┏━━

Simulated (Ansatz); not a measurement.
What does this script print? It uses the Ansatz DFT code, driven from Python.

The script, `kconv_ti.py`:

┗━━

Each record above should be restated word for word.

Simulated (Ansatz); not a measurement.
What does this script print? It uses the Ansatz DFT code, driven from Python.

The script, `kconv_ti.py`:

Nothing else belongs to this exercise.